Start of PROVIDED RECORDS

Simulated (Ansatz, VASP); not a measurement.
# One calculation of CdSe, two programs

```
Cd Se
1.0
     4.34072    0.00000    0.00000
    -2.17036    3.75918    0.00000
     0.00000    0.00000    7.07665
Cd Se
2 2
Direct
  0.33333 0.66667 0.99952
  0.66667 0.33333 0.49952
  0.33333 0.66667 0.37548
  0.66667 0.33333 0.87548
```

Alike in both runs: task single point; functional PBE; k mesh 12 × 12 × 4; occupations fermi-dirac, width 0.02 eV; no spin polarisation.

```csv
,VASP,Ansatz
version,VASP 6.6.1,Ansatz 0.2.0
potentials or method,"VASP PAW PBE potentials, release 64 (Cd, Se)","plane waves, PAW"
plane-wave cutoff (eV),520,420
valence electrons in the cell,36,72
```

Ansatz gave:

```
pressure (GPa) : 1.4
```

End of PROVIDED RECORDS

Output the listing in full. Leave every line unchanged.

Simulated (Ansatz, VASP); not a measurement.
# One calculation of CdSe, two programs

```
Cd Se
1.0
     4.34072    0.00000    0.00000
    -2.17036    3.75918    0.00000
     0.00000    0.00000    7.07665
Cd Se
2 2
Direct
  0.33333 0.66667 0.99952
  0.66667 0.33333 0.49952
  0.33333 0.66667 0.37548
  0.66667 0.33333 0.87548
```

Alike in both runs: task single point; functional PBE; k mesh 12 × 12 × 4; occupations fermi-dirac, width 0.02 eV; no spin polarisation.

```csv
,VASP,Ansatz
version,VASP 6.6.1,Ansatz 0.2.0
potentials or method,"VASP PAW PBE potentials, release 64 (Cd, Se)","plane waves, PAW"
plane-wave cutoff (eV),520,420
valence electrons in the cell,36,72
```

Ansatz gave:

```
pressure (GPa) : 1.4
```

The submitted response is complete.